**********
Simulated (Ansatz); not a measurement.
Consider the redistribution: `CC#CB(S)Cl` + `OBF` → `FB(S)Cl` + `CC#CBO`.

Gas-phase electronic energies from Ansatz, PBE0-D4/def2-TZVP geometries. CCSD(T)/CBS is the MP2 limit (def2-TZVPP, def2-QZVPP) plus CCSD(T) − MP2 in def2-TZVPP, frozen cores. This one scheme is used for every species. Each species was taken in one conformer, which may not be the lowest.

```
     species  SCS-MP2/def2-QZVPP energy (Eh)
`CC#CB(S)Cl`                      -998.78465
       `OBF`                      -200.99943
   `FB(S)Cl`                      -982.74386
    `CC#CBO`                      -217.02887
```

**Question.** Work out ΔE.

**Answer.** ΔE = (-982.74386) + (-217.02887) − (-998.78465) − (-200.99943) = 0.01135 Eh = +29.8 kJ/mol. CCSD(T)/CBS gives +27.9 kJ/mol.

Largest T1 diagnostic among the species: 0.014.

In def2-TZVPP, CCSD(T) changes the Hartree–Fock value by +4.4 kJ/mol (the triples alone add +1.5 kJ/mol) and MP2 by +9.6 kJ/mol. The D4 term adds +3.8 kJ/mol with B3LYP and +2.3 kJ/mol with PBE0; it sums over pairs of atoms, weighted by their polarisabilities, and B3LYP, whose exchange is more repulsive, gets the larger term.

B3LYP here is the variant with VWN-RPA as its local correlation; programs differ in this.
**********

**WORK ORDER:**
The response should be the listing above, limited to the lines between the one holding "Work out ΔE." and the one holding "In def2-TZVPP, CCSD(T)", inclusive, reproduced exactly.

**WRITTEN ANSWER:**
**Question.** Work out ΔE.

**Answer.** ΔE = (-982.74386) + (-217.02887) − (-998.78465) − (-200.99943) = 0.01135 Eh = +29.8 kJ/mol. CCSD(T)/CBS gives +27.9 kJ/mol.

Largest T1 diagnostic among the species: 0.014.

In def2-TZVPP, CCSD(T) changes the Hartree–Fock value by +4.4 kJ/mol (the triples alone add +1.5 kJ/mol) and MP2 by +9.6 kJ/mol. The D4 term adds +3.8 kJ/mol with B3LYP and +2.3 kJ/mol with PBE0; it sums over pairs of atoms, weighted by their polarisabilities, and B3LYP, whose exchange is more repulsive, gets the larger term.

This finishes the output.